TASK ITEM: Reproduce, character for character, the entries from their opening line through the line with "Atoms are numbered in this order, from 1.".

[MATERIAL SUPPLIED Boundary: Start]
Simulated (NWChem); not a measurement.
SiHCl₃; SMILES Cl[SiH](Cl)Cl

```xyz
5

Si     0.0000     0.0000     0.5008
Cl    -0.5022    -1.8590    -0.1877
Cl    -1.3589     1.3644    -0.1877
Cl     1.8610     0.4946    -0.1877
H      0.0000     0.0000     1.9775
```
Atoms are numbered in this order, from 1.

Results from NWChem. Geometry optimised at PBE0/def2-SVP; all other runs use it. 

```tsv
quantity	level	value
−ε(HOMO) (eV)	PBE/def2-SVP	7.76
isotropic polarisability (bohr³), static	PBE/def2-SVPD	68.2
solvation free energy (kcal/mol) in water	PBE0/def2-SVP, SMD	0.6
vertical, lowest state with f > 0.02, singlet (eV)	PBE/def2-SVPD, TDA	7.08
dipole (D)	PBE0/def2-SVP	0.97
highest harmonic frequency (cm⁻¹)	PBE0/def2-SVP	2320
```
[MATERIAL SUPPLIED Boundary: End]

EXERCISE SOLUTION:
Simulated (NWChem); not a measurement.
SiHCl₃; SMILES Cl[SiH](Cl)Cl

```xyz
5

Si     0.0000     0.0000     0.5008
Cl    -0.5022    -1.8590    -0.1877
Cl    -1.3589     1.3644    -0.1877
Cl     1.8610     0.4946    -0.1877
H      0.0000     0.0000     1.9775
```
Atoms are numbered in this order, from 1.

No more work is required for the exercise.